- ASSIGNMENT: Beginning with the line that contains "Thermodynamics of thermal" in the material below, print each line exactly until the line that contains "Charge: 1 mol" has been printed, then stop.

★ ★ ★

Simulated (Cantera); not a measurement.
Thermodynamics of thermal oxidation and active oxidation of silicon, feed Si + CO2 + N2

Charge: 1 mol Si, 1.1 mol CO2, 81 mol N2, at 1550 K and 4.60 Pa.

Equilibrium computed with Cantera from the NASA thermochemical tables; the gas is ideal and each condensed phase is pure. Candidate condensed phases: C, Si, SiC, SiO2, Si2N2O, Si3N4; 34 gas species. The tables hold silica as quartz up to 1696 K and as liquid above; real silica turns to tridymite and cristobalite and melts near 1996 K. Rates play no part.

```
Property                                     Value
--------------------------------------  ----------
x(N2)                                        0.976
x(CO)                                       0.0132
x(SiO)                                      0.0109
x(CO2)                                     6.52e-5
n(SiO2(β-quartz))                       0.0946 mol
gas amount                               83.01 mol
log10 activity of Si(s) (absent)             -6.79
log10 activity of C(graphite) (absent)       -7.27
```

★ ★ ★

- SOLUTION:
Thermodynamics of thermal oxidation and active oxidation of silicon, feed Si + CO2 + N2

Charge: 1 mol Si, 1.1 mol CO2, 81 mol N2, at 1550 K and 4.60 Pa.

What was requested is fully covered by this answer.